## EXTRACTED MATERIAL
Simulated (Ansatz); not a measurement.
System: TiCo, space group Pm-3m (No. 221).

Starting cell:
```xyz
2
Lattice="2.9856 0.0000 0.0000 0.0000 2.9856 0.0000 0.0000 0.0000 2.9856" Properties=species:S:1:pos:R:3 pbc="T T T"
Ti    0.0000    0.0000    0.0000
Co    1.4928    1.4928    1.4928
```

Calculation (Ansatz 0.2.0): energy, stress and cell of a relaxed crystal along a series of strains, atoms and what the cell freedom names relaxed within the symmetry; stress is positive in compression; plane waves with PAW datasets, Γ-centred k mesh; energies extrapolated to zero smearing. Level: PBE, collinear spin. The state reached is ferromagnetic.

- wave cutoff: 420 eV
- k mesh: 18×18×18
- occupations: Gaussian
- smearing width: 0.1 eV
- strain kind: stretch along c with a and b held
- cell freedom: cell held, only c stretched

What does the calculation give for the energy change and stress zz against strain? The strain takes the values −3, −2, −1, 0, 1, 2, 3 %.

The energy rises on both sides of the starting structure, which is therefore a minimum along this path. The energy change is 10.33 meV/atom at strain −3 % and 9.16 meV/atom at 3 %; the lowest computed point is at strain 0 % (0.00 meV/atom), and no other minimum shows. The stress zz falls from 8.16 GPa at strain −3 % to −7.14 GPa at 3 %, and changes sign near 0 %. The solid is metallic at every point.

## ACTIVITY
Word for word, transcribe the entire listing shown above.

## WORKED SOLUTION
Simulated (Ansatz); not a measurement.
System: TiCo, space group Pm-3m (No. 221).

Starting cell:
```xyz
2
Lattice="2.9856 0.0000 0.0000 0.0000 2.9856 0.0000 0.0000 0.0000 2.9856" Properties=species:S:1:pos:R:3 pbc="T T T"
Ti    0.0000    0.0000    0.0000
Co    1.4928    1.4928    1.4928
```

Calculation (Ansatz 0.2.0): energy, stress and cell of a relaxed crystal along a series of strains, atoms and what the cell freedom names relaxed within the symmetry; stress is positive in compression; plane waves with PAW datasets, Γ-centred k mesh; energies extrapolated to zero smearing. Level: PBE, collinear spin. The state reached is ferromagnetic.

- wave cutoff: 420 eV
- k mesh: 18×18×18
- occupations: Gaussian
- smearing width: 0.1 eV
- strain kind: stretch along c with a and b held
- cell freedom: cell held, only c stretched

What does the calculation give for the energy change and stress zz against strain? The strain takes the values −3, −2, −1, 0, 1, 2, 3 %.

The energy rises on both sides of the starting structure, which is therefore a minimum along this path. The energy change is 10.33 meV/atom at strain −3 % and 9.16 meV/atom at 3 %; the lowest computed point is at strain 0 % (0.00 meV/atom), and no other minimum shows. The stress zz falls from 8.16 GPa at strain −3 % to −7.14 GPa at 3 %, and changes sign near 0 %. The solid is metallic at every point.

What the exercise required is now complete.